========================================

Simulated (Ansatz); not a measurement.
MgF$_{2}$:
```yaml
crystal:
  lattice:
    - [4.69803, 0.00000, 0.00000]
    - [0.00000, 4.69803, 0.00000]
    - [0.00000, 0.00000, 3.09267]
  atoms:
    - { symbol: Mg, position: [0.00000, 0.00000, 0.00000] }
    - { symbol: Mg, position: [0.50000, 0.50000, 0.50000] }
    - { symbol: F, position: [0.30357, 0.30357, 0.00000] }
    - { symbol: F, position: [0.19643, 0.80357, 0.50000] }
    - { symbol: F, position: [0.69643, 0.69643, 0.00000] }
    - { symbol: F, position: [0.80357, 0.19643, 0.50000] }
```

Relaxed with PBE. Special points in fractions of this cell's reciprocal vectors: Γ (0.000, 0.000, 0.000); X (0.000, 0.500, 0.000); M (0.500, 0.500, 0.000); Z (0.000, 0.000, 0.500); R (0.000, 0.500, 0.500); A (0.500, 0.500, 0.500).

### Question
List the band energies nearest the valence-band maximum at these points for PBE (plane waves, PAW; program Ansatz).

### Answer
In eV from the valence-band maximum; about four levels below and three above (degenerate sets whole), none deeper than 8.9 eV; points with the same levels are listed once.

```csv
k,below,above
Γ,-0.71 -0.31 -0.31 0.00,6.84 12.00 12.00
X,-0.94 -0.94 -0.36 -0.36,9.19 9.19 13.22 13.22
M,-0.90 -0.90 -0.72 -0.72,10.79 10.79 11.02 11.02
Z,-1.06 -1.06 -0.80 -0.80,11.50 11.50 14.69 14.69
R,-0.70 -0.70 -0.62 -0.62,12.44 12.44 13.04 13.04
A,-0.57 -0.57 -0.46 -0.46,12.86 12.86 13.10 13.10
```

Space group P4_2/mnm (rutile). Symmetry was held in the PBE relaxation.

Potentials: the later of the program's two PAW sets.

========================================

• [Work instruction]: For the listing above, print only the lines starting at the line containing "List the band" and ending at the line containing "Space group P4_2/mnm", exactly, both included.

• [Response box]:
List the band energies nearest the valence-band maximum at these points for PBE (plane waves, PAW; program Ansatz).

### Answer
In eV from the valence-band maximum; about four levels below and three above (degenerate sets whole), none deeper than 8.9 eV; points with the same levels are listed once.

```csv
k,below,above
Γ,-0.71 -0.31 -0.31 0.00,6.84 12.00 12.00
X,-0.94 -0.94 -0.36 -0.36,9.19 9.19 13.22 13.22
M,-0.90 -0.90 -0.72 -0.72,10.79 10.79 11.02 11.02
Z,-1.06 -1.06 -0.80 -0.80,11.50 11.50 14.69 14.69
R,-0.70 -0.70 -0.62 -0.62,12.44 12.44 13.04 13.04
A,-0.57 -0.57 -0.46 -0.46,12.86 12.86 13.10 13.10
```

Space group P4_2/mnm (rutile). Symmetry was held in the PBE relaxation.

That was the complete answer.